──────────────────────────────

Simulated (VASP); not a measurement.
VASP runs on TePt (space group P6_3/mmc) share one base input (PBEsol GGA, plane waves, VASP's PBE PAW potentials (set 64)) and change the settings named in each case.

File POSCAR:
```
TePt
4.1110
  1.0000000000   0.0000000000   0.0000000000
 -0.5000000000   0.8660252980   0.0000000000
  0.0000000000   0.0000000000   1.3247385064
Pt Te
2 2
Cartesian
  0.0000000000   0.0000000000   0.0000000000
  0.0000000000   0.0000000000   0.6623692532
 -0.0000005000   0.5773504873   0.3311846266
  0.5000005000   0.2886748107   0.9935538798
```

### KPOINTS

──────────────────────────────

◆ EXERCISE ◆
Transcribe every entry verbatim.

◆ RESPONSE BOX ◆
Simulated (VASP); not a measurement.
VASP runs on TePt (space group P6_3/mmc) share one base input (PBEsol GGA, plane waves, VASP's PBE PAW potentials (set 64)) and change the settings named in each case.

File POSCAR:
```
TePt
4.1110
  1.0000000000   0.0000000000   0.0000000000
 -0.5000000000   0.8660252980   0.0000000000
  0.0000000000   0.0000000000   1.3247385064
Pt Te
2 2
Cartesian
  0.0000000000   0.0000000000   0.0000000000
  0.0000000000   0.0000000000   0.6623692532
 -0.0000005000   0.5773504873   0.3311846266
  0.5000005000   0.2886748107   0.9935538798
```

### KPOINTS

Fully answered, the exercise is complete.